BRIEF — Would you retype each record exactly as given?

MATERIAL SUPPLIED —
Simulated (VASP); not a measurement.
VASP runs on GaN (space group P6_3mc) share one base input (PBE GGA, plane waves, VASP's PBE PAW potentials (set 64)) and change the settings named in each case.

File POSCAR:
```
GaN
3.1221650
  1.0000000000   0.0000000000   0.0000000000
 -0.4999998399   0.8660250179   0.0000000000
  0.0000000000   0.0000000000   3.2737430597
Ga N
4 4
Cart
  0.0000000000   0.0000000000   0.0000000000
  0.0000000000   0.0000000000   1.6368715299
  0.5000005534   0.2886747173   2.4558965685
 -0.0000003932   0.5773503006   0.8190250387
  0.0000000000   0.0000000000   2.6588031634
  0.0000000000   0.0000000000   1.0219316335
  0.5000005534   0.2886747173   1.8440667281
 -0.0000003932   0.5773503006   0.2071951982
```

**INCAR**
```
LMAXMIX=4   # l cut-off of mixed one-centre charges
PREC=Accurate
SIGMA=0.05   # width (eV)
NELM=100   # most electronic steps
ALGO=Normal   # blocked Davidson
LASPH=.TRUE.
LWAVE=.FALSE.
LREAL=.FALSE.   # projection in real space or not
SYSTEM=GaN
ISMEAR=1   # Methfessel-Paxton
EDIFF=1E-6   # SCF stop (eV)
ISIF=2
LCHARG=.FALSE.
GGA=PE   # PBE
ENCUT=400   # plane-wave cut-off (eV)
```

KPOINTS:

EXPECTED ANSWER —
Simulated (VASP); not a measurement.
VASP runs on GaN (space group P6_3mc) share one base input (PBE GGA, plane waves, VASP's PBE PAW potentials (set 64)) and change the settings named in each case.

File POSCAR:
```
GaN
3.1221650
  1.0000000000   0.0000000000   0.0000000000
 -0.4999998399   0.8660250179   0.0000000000
  0.0000000000   0.0000000000   3.2737430597
Ga N
4 4
Cart
  0.0000000000   0.0000000000   0.0000000000
  0.0000000000   0.0000000000   1.6368715299
  0.5000005534   0.2886747173   2.4558965685
 -0.0000003932   0.5773503006   0.8190250387
  0.0000000000   0.0000000000   2.6588031634
  0.0000000000   0.0000000000   1.0219316335
  0.5000005534   0.2886747173   1.8440667281
 -0.0000003932   0.5773503006   0.2071951982
```

**INCAR**
```
LMAXMIX=4   # l cut-off of mixed one-centre charges
PREC=Accurate
SIGMA=0.05   # width (eV)
NELM=100   # most electronic steps
ALGO=Normal   # blocked Davidson
LASPH=.TRUE.
LWAVE=.FALSE.
LREAL=.FALSE.   # projection in real space or not
SYSTEM=GaN
ISMEAR=1   # Methfessel-Paxton
EDIFF=1E-6   # SCF stop (eV)
ISIF=2
LCHARG=.FALSE.
GGA=PE   # PBE
ENCUT=400   # plane-wave cut-off (eV)
```

KPOINTS:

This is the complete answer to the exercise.